_Work instruction_.
Each line of the data below must be reproduced without any change.

_Record set_.
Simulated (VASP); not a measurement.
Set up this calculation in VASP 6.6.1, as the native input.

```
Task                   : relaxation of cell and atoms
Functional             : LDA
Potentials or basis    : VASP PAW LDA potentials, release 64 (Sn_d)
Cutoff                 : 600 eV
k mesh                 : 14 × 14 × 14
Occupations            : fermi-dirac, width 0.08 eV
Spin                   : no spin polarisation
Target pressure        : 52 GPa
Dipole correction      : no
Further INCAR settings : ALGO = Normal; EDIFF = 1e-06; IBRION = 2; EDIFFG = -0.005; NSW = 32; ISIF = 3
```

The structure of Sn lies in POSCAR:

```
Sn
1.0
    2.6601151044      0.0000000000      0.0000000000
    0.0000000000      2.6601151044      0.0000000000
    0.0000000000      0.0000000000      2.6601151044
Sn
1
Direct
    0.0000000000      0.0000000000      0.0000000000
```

_Answer section_.
Simulated (VASP); not a measurement.
Set up this calculation in VASP 6.6.1, as the native input.

```
Task                   : relaxation of cell and atoms
Functional             : LDA
Potentials or basis    : VASP PAW LDA potentials, release 64 (Sn_d)
Cutoff                 : 600 eV
k mesh                 : 14 × 14 × 14
Occupations            : fermi-dirac, width 0.08 eV
Spin                   : no spin polarisation
Target pressure        : 52 GPa
Dipole correction      : no
Further INCAR settings : ALGO = Normal; EDIFF = 1e-06; IBRION = 2; EDIFFG = -0.005; NSW = 32; ISIF = 3
```

The structure of Sn lies in POSCAR:

```
Sn
1.0
    2.6601151044      0.0000000000      0.0000000000
    0.0000000000      2.6601151044      0.0000000000
    0.0000000000      0.0000000000      2.6601151044
Sn
1
Direct
    0.0000000000      0.0000000000      0.0000000000
```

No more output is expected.